──────

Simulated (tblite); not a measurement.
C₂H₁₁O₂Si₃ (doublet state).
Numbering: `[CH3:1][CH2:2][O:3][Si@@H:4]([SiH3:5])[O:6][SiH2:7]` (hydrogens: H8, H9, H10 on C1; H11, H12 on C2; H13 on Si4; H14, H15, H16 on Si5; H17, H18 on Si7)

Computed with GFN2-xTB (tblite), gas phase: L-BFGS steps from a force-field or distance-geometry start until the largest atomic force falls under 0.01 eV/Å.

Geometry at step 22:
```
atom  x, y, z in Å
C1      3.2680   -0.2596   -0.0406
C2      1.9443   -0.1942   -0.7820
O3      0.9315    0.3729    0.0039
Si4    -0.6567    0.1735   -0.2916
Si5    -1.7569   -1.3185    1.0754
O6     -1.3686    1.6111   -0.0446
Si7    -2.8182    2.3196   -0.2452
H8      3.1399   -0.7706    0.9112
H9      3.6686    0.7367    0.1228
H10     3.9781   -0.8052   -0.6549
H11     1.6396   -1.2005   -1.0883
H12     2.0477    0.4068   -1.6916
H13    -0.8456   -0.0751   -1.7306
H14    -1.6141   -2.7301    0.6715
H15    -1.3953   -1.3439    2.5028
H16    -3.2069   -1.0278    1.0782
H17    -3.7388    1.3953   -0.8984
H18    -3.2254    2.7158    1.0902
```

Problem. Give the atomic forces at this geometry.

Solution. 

──────

ACTION ITEM:
Print the records verbatim, stopping after the "Problem. Give the" line.

TASK ANSWER:
Simulated (tblite); not a measurement.
C₂H₁₁O₂Si₃ (doublet state).
Numbering: `[CH3:1][CH2:2][O:3][Si@@H:4]([SiH3:5])[O:6][SiH2:7]` (hydrogens: H8, H9, H10 on C1; H11, H12 on C2; H13 on Si4; H14, H15, H16 on Si5; H17, H18 on Si7)

Computed with GFN2-xTB (tblite), gas phase: L-BFGS steps from a force-field or distance-geometry start until the largest atomic force falls under 0.01 eV/Å.

Geometry at step 22:
```
atom  x, y, z in Å
C1      3.2680   -0.2596   -0.0406
C2      1.9443   -0.1942   -0.7820
O3      0.9315    0.3729    0.0039
Si4    -0.6567    0.1735   -0.2916
Si5    -1.7569   -1.3185    1.0754
O6     -1.3686    1.6111   -0.0446
Si7    -2.8182    2.3196   -0.2452
H8      3.1399   -0.7706    0.9112
H9      3.6686    0.7367    0.1228
H10     3.9781   -0.8052   -0.6549
H11     1.6396   -1.2005   -1.0883
H12     2.0477    0.4068   -1.6916
H13    -0.8456   -0.0751   -1.7306
H14    -1.6141   -2.7301    0.6715
H15    -1.3953   -1.3439    2.5028
H16    -3.2069   -1.0278    1.0782
H17    -3.7388    1.3953   -0.8984
H18    -3.2254    2.7158    1.0902
```

Problem. Give the atomic forces at this geometry.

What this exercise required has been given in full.